Work item
Repeat the records exactly, so that each line matches the original.

Data records
↓
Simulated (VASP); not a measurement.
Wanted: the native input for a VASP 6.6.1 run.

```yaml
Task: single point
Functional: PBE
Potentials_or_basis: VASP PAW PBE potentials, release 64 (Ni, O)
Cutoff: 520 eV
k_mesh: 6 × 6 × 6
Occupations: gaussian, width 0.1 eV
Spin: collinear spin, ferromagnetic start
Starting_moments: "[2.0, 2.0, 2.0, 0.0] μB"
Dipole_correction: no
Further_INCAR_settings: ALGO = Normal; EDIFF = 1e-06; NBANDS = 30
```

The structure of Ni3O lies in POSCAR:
↑

Reply
Simulated (VASP); not a measurement.
Wanted: the native input for a VASP 6.6.1 run.

```yaml
Task: single point
Functional: PBE
Potentials_or_basis: VASP PAW PBE potentials, release 64 (Ni, O)
Cutoff: 520 eV
k_mesh: 6 × 6 × 6
Occupations: gaussian, width 0.1 eV
Spin: collinear spin, ferromagnetic start
Starting_moments: "[2.0, 2.0, 2.0, 0.0] μB"
Dipole_correction: no
Further_INCAR_settings: ALGO = Normal; EDIFF = 1e-06; NBANDS = 30
```

The structure of Ni3O lies in POSCAR:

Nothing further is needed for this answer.